_Required action:_ Every single entry needs to appear again exactly as given.

_Excerpted data:_
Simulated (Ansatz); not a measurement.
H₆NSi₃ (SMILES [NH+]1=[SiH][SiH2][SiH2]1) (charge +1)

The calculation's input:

_Answer section:_
Simulated (Ansatz); not a measurement.
H₆NSi₃ (SMILES [NH+]1=[SiH][SiH2][SiH2]1) (charge +1)

The calculation's input:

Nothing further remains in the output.